━━━ Extracted information
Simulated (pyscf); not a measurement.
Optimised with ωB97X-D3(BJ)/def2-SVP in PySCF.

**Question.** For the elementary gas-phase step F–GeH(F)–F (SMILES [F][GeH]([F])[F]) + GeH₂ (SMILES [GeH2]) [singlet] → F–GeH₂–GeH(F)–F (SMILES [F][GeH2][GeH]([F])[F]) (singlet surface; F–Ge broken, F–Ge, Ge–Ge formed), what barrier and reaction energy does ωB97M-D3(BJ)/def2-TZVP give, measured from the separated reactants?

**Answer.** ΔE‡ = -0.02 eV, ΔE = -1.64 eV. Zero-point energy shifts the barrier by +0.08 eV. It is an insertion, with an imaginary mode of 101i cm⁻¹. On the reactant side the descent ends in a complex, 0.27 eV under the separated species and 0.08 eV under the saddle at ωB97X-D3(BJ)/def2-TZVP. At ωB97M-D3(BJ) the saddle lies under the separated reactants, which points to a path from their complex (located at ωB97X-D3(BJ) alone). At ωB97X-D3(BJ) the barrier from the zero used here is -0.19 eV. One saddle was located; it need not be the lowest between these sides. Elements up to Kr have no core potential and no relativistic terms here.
━━━━━━

Required action: From the first line of the material above down to the line with "the separated reactants?", output each line exactly; include both of those lines and add no others.

Task solution:
Simulated (pyscf); not a measurement.
Optimised with ωB97X-D3(BJ)/def2-SVP in PySCF.

**Question.** For the elementary gas-phase step F–GeH(F)–F (SMILES [F][GeH]([F])[F]) + GeH₂ (SMILES [GeH2]) [singlet] → F–GeH₂–GeH(F)–F (SMILES [F][GeH2][GeH]([F])[F]) (singlet surface; F–Ge broken, F–Ge, Ge–Ge formed), what barrier and reaction energy does ωB97M-D3(BJ)/def2-TZVP give, measured from the separated reactants?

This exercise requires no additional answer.